- Opening Delimiter -
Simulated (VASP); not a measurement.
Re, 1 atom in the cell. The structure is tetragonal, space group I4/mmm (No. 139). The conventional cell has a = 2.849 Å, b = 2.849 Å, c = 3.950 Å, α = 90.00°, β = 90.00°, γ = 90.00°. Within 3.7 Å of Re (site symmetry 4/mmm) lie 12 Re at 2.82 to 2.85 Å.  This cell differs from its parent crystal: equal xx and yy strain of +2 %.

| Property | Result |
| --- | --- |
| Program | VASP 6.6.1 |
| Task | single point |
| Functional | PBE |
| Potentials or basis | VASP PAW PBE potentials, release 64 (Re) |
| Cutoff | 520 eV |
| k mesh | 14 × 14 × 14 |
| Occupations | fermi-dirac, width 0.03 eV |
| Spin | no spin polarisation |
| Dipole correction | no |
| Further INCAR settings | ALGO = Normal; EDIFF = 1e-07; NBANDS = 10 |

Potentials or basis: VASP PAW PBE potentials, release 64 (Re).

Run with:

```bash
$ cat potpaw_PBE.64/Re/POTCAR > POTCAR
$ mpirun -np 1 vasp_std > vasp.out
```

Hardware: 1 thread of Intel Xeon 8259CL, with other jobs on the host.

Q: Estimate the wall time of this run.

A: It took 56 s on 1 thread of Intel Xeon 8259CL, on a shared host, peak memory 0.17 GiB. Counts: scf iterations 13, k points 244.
- Closing Delimiter -

== Assignment ==
Copy back the listing above exactly, but only from the line with "Functional | PBE |" through the line with "Q: Estimate the wall time of this run.", both ends included.

== Exercise answer ==
| Functional | PBE |
| Potentials or basis | VASP PAW PBE potentials, release 64 (Re) |
| Cutoff | 520 eV |
| k mesh | 14 × 14 × 14 |
| Occupations | fermi-dirac, width 0.03 eV |
| Spin | no spin polarisation |
| Dipole correction | no |
| Further INCAR settings | ALGO = Normal; EDIFF = 1e-07; NBANDS = 10 |

Potentials or basis: VASP PAW PBE potentials, release 64 (Re).

Run with:

```bash
$ cat potpaw_PBE.64/Re/POTCAR > POTCAR
$ mpirun -np 1 vasp_std > vasp.out
```

Hardware: 1 thread of Intel Xeon 8259CL, with other jobs on the host.

Q: Estimate the wall time of this run.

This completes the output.